---------- DATA TO EXAMINE ----------

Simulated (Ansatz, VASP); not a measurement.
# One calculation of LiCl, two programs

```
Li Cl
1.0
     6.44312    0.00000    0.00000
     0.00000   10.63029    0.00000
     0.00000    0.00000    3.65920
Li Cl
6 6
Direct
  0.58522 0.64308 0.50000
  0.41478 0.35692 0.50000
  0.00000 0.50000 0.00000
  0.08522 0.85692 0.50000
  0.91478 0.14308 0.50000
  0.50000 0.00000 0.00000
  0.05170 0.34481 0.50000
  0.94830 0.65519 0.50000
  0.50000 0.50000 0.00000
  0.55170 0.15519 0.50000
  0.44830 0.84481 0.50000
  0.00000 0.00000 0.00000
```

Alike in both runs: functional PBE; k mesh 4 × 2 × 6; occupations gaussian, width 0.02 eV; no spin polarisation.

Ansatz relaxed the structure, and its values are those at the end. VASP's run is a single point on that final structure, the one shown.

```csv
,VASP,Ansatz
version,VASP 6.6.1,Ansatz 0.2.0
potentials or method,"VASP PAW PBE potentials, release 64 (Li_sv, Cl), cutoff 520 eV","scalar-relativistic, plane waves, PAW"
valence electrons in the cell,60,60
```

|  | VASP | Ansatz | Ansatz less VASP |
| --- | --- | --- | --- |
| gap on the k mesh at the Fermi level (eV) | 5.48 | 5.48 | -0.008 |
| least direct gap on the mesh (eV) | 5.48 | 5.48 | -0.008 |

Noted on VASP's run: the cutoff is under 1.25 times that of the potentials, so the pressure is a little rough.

----------

[WORK REQUEST]: Print the lines above, unchanged, from the start of the records to the line with "Alike in both", including that final line.

[ANSWER SECTION]:
Simulated (Ansatz, VASP); not a measurement.
# One calculation of LiCl, two programs

```
Li Cl
1.0
     6.44312    0.00000    0.00000
     0.00000   10.63029    0.00000
     0.00000    0.00000    3.65920
Li Cl
6 6
Direct
  0.58522 0.64308 0.50000
  0.41478 0.35692 0.50000
  0.00000 0.50000 0.00000
  0.08522 0.85692 0.50000
  0.91478 0.14308 0.50000
  0.50000 0.00000 0.00000
  0.05170 0.34481 0.50000
  0.94830 0.65519 0.50000
  0.50000 0.50000 0.00000
  0.55170 0.15519 0.50000
  0.44830 0.84481 0.50000
  0.00000 0.00000 0.00000
```

Alike in both runs: functional PBE; k mesh 4 × 2 × 6; occupations gaussian, width 0.02 eV; no spin polarisation.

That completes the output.